REQUIREMENT — Copy each line of the records below, from the first through the one that contains "Ansatz 0.2.0 |", exactly as written.

- - -

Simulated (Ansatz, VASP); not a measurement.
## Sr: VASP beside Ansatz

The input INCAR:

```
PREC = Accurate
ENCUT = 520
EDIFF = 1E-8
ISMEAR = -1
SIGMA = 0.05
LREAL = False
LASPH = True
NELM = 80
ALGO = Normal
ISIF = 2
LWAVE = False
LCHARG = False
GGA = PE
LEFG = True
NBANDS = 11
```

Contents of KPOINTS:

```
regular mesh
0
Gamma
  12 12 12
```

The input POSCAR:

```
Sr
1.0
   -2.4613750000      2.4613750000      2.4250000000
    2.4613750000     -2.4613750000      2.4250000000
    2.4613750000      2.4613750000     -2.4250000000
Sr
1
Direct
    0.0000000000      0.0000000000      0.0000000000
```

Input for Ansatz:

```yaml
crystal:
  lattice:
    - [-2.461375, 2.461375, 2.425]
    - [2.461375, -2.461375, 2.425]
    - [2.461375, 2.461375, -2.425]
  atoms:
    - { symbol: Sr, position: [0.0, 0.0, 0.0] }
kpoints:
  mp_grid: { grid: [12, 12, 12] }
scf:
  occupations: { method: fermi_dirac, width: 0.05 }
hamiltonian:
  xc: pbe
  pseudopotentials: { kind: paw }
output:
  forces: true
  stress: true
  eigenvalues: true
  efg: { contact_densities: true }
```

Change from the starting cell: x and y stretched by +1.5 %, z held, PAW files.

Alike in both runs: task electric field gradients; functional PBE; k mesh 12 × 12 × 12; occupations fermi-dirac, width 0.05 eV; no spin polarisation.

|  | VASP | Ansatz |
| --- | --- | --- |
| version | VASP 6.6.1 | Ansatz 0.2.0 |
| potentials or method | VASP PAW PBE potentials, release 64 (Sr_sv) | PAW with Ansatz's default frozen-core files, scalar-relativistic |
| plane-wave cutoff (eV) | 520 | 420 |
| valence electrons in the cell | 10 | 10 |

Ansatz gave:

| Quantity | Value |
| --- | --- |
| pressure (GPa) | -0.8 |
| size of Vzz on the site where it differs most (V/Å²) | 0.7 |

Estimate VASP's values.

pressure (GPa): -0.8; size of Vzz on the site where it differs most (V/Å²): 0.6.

- - -

REPLY —
Simulated (Ansatz, VASP); not a measurement.
## Sr: VASP beside Ansatz

The input INCAR:

```
PREC = Accurate
ENCUT = 520
EDIFF = 1E-8
ISMEAR = -1
SIGMA = 0.05
LREAL = False
LASPH = True
NELM = 80
ALGO = Normal
ISIF = 2
LWAVE = False
LCHARG = False
GGA = PE
LEFG = True
NBANDS = 11
```

Contents of KPOINTS:

```
regular mesh
0
Gamma
  12 12 12
```

The input POSCAR:

```
Sr
1.0
   -2.4613750000      2.4613750000      2.4250000000
    2.4613750000     -2.4613750000      2.4250000000
    2.4613750000      2.4613750000     -2.4250000000
Sr
1
Direct
    0.0000000000      0.0000000000      0.0000000000
```

Input for Ansatz:

```yaml
crystal:
  lattice:
    - [-2.461375, 2.461375, 2.425]
    - [2.461375, -2.461375, 2.425]
    - [2.461375, 2.461375, -2.425]
  atoms:
    - { symbol: Sr, position: [0.0, 0.0, 0.0] }
kpoints:
  mp_grid: { grid: [12, 12, 12] }
scf:
  occupations: { method: fermi_dirac, width: 0.05 }
hamiltonian:
  xc: pbe
  pseudopotentials: { kind: paw }
output:
  forces: true
  stress: true
  eigenvalues: true
  efg: { contact_densities: true }
```

Change from the starting cell: x and y stretched by +1.5 %, z held, PAW files.

Alike in both runs: task electric field gradients; functional PBE; k mesh 12 × 12 × 12; occupations fermi-dirac, width 0.05 eV; no spin polarisation.

|  | VASP | Ansatz |
| --- | --- | --- |
| version | VASP 6.6.1 | Ansatz 0.2.0 |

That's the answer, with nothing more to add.